━━━━━ Data

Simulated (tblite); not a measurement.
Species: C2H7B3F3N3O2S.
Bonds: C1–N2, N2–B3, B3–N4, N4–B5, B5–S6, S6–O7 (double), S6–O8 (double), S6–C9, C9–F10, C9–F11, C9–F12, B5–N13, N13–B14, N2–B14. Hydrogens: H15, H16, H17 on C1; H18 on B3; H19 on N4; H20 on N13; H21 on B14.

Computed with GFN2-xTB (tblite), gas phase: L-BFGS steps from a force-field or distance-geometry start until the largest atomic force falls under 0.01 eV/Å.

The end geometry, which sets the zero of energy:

━━━━━━━━━━

• [Work instruction]: Output the full listing above word for word.

• [Written answer]:
Simulated (tblite); not a measurement.
Species: C2H7B3F3N3O2S.
Bonds: C1–N2, N2–B3, B3–N4, N4–B5, B5–S6, S6–O7 (double), S6–O8 (double), S6–C9, C9–F10, C9–F11, C9–F12, B5–N13, N13–B14, N2–B14. Hydrogens: H15, H16, H17 on C1; H18 on B3; H19 on N4; H20 on N13; H21 on B14.

Computed with GFN2-xTB (tblite), gas phase: L-BFGS steps from a force-field or distance-geometry start until the largest atomic force falls under 0.01 eV/Å.

The end geometry, which sets the zero of energy:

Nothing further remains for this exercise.